Given data: Begin

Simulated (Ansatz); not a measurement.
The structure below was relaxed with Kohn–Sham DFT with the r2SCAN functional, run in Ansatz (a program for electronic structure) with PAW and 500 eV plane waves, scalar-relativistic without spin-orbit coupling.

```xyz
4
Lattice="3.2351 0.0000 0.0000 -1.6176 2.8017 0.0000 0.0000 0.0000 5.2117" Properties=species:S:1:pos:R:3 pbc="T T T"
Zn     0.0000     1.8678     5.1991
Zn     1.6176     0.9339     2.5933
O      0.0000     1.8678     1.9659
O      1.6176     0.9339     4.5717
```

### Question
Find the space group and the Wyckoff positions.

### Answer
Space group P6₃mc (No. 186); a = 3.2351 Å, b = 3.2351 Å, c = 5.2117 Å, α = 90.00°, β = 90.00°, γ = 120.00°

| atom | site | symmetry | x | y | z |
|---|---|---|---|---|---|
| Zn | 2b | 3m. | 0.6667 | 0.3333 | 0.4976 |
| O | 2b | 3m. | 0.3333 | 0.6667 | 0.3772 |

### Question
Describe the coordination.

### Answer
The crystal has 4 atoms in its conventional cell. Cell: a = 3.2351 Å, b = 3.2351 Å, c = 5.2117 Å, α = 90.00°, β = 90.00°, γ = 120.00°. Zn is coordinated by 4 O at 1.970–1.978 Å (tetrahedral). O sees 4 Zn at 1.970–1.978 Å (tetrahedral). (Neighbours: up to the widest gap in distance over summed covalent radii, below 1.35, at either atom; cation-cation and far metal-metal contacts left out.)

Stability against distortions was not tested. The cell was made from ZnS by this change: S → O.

Given data: End

Work order →
An exact copy of the listing is what's needed here.

Answer space →
Simulated (Ansatz); not a measurement.
The structure below was relaxed with Kohn–Sham DFT with the r2SCAN functional, run in Ansatz (a program for electronic structure) with PAW and 500 eV plane waves, scalar-relativistic without spin-orbit coupling.

```xyz
4
Lattice="3.2351 0.0000 0.0000 -1.6176 2.8017 0.0000 0.0000 0.0000 5.2117" Properties=species:S:1:pos:R:3 pbc="T T T"
Zn     0.0000     1.8678     5.1991
Zn     1.6176     0.9339     2.5933
O      0.0000     1.8678     1.9659
O      1.6176     0.9339     4.5717
```

### Question
Find the space group and the Wyckoff positions.

### Answer
Space group P6₃mc (No. 186); a = 3.2351 Å, b = 3.2351 Å, c = 5.2117 Å, α = 90.00°, β = 90.00°, γ = 120.00°

| atom | site | symmetry | x | y | z |
|---|---|---|---|---|---|
| Zn | 2b | 3m. | 0.6667 | 0.3333 | 0.4976 |
| O | 2b | 3m. | 0.3333 | 0.6667 | 0.3772 |

### Question
Describe the coordination.

### Answer
The crystal has 4 atoms in its conventional cell. Cell: a = 3.2351 Å, b = 3.2351 Å, c = 5.2117 Å, α = 90.00°, β = 90.00°, γ = 120.00°. Zn is coordinated by 4 O at 1.970–1.978 Å (tetrahedral). O sees 4 Zn at 1.970–1.978 Å (tetrahedral). (Neighbours: up to the widest gap in distance over summed covalent radii, below 1.35, at either atom; cation-cation and far metal-metal contacts left out.)

Stability against distortions was not tested. The cell was made from ZnS by this change: S → O.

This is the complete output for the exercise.